◆ **Work request**: Give every line of the records exactly, please, from the first up to and including the one containing "### The system as given".

◆ **The data**:
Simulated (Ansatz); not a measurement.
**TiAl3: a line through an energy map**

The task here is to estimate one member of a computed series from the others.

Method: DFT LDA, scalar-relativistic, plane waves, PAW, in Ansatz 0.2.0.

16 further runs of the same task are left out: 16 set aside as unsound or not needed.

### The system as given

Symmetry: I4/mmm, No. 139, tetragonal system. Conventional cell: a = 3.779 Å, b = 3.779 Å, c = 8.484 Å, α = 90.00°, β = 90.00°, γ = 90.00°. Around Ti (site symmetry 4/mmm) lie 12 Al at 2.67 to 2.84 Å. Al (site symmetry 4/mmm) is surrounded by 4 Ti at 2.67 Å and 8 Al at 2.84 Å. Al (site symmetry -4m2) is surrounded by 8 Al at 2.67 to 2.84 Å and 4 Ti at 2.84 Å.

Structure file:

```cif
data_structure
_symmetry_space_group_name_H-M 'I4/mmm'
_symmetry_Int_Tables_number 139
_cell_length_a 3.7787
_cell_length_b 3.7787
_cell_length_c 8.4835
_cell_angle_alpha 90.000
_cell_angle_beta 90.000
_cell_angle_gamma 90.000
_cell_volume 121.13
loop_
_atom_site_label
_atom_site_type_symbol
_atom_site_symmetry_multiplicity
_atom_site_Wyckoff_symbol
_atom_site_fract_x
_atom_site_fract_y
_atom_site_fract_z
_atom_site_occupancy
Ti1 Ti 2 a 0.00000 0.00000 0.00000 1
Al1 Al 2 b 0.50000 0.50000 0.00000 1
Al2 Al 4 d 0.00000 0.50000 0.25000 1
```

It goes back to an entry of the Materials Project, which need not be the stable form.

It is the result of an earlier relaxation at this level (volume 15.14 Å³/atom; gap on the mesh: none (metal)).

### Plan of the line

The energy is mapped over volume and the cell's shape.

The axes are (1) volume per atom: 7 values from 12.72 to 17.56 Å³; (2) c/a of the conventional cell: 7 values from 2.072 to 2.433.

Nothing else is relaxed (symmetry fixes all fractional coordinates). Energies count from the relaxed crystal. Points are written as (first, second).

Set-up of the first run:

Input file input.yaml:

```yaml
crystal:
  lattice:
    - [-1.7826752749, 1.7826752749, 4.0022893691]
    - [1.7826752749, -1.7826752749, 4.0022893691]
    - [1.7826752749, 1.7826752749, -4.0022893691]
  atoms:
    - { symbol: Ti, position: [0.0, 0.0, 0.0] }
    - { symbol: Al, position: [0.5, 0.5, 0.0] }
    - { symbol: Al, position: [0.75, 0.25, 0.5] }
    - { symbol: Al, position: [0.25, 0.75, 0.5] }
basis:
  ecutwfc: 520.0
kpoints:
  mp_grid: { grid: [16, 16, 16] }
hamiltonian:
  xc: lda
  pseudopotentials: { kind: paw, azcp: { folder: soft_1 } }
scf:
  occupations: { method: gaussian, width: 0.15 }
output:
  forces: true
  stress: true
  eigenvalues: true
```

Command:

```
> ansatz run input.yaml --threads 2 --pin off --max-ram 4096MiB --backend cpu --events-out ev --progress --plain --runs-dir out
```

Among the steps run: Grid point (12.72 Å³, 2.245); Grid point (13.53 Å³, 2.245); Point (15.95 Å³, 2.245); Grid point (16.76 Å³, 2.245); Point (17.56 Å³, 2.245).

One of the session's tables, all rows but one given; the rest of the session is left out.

◆ **Response box**:
Simulated (Ansatz); not a measurement.
**TiAl3: a line through an energy map**

The task here is to estimate one member of a computed series from the others.

Method: DFT LDA, scalar-relativistic, plane waves, PAW, in Ansatz 0.2.0.

16 further runs of the same task are left out: 16 set aside as unsound or not needed.

### The system as given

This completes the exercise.